_WORK INSTRUCTION:_ Repeat exactly, please, the opening lines of the data below, through and including the line where "[100] | 115.5 |" sits.

━━━━━ GIVEN RECORDS ━━━━━
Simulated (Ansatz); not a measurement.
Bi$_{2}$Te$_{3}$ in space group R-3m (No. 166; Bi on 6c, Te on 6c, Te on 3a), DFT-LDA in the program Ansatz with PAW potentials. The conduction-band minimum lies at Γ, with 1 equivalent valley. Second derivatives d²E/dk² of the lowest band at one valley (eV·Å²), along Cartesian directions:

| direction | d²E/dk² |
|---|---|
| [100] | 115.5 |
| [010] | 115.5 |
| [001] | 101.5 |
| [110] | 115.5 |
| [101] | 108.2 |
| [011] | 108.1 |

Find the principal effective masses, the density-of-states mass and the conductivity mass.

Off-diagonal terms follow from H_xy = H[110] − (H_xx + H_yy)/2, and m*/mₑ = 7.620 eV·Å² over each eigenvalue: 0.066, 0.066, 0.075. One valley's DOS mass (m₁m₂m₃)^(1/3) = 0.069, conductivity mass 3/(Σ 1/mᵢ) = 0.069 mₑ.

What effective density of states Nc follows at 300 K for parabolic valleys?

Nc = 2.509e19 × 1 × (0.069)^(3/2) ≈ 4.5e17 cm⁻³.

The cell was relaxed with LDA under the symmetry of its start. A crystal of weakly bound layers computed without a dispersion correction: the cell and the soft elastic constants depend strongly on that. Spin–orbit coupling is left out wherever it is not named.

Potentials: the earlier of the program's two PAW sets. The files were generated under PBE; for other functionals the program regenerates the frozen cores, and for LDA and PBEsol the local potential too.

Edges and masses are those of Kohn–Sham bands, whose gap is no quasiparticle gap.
━━━━━

_ANSWER SECTION:_
Simulated (Ansatz); not a measurement.
Bi$_{2}$Te$_{3}$ in space group R-3m (No. 166; Bi on 6c, Te on 6c, Te on 3a), DFT-LDA in the program Ansatz with PAW potentials. The conduction-band minimum lies at Γ, with 1 equivalent valley. Second derivatives d²E/dk² of the lowest band at one valley (eV·Å²), along Cartesian directions:

| direction | d²E/dk² |
|---|---|
| [100] | 115.5 |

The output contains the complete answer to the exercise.